Work instruction —
Copy each record exactly, word for word.

── Source data

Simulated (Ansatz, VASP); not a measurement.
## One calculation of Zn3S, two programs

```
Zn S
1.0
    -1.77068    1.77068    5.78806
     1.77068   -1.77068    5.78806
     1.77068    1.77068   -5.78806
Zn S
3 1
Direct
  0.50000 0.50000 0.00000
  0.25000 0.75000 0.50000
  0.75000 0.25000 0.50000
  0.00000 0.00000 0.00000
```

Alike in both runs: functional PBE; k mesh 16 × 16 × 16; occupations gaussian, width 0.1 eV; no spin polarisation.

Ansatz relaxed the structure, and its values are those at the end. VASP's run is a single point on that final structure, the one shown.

────

Written reply —
Simulated (Ansatz, VASP); not a measurement.
## One calculation of Zn3S, two programs

```
Zn S
1.0
    -1.77068    1.77068    5.78806
     1.77068   -1.77068    5.78806
     1.77068    1.77068   -5.78806
Zn S
3 1
Direct
  0.50000 0.50000 0.00000
  0.25000 0.75000 0.50000
  0.75000 0.25000 0.50000
  0.00000 0.00000 0.00000
```

Alike in both runs: functional PBE; k mesh 16 × 16 × 16; occupations gaussian, width 0.1 eV; no spin polarisation.

Ansatz relaxed the structure, and its values are those at the end. VASP's run is a single point on that final structure, the one shown.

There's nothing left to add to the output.